- **WORK INSTRUCTION**: Print the data that follows exactly.

- **GIVEN DATA**:

+++

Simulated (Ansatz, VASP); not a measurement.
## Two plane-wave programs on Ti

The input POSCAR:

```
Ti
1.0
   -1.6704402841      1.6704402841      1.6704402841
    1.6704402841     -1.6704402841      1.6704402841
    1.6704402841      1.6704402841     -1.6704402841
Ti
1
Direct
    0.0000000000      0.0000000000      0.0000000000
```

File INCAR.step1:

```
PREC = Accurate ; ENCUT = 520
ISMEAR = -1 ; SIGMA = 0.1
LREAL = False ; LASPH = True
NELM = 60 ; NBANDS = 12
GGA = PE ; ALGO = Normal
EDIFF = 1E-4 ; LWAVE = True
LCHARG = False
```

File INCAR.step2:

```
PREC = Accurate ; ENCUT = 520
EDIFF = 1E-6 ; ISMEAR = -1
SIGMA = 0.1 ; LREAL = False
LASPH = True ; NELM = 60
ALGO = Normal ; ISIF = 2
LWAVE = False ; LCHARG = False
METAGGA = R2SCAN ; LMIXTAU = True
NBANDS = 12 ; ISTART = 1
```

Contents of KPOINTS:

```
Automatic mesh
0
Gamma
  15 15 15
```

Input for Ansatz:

+++

- **EXERCISE ANSWER**:
Simulated (Ansatz, VASP); not a measurement.
## Two plane-wave programs on Ti

The input POSCAR:

```
Ti
1.0
   -1.6704402841      1.6704402841      1.6704402841
    1.6704402841     -1.6704402841      1.6704402841
    1.6704402841      1.6704402841     -1.6704402841
Ti
1
Direct
    0.0000000000      0.0000000000      0.0000000000
```

File INCAR.step1:

```
PREC = Accurate ; ENCUT = 520
ISMEAR = -1 ; SIGMA = 0.1
LREAL = False ; LASPH = True
NELM = 60 ; NBANDS = 12
GGA = PE ; ALGO = Normal
EDIFF = 1E-4 ; LWAVE = True
LCHARG = False
```

File INCAR.step2:

```
PREC = Accurate ; ENCUT = 520
EDIFF = 1E-6 ; ISMEAR = -1
SIGMA = 0.1 ; LREAL = False
LASPH = True ; NELM = 60
ALGO = Normal ; ISIF = 2
LWAVE = False ; LCHARG = False
METAGGA = R2SCAN ; LMIXTAU = True
NBANDS = 12 ; ISTART = 1
```

Contents of KPOINTS:

```
Automatic mesh
0
Gamma
  15 15 15
```

Input for Ansatz:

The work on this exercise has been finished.